_Work task_. Two lines below mark the span: the one containing "Task: Give the" and the one containing "2.27 | -0.23 |". Set down both, plus every line between, exactly as they stand, and nothing else.

------------------------------------------------
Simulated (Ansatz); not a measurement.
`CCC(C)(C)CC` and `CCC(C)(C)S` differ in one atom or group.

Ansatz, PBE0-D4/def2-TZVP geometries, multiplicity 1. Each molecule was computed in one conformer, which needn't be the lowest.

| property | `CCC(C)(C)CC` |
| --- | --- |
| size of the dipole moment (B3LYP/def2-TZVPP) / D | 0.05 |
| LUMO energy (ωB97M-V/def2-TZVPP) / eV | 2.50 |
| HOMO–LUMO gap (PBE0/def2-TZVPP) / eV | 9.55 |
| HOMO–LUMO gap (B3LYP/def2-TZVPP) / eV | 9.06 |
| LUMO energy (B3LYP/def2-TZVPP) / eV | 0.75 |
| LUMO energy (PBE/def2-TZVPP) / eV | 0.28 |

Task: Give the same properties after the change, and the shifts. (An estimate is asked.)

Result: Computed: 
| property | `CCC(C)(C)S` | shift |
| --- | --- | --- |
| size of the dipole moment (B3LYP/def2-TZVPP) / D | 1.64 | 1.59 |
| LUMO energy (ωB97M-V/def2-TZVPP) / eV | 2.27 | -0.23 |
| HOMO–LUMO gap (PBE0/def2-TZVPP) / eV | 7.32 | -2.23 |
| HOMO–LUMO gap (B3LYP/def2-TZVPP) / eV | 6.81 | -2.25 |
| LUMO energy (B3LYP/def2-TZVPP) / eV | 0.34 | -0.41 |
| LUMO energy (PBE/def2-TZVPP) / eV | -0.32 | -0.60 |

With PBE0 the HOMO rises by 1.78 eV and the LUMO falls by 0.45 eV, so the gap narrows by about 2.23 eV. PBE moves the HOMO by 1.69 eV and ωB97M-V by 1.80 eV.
------------------------------------------------

_Answer section_.
Task: Give the same properties after the change, and the shifts. (An estimate is asked.)

Result: Computed: 
| property | `CCC(C)(C)S` | shift |
| --- | --- | --- |
| size of the dipole moment (B3LYP/def2-TZVPP) / D | 1.64 | 1.59 |
| LUMO energy (ωB97M-V/def2-TZVPP) / eV | 2.27 | -0.23 |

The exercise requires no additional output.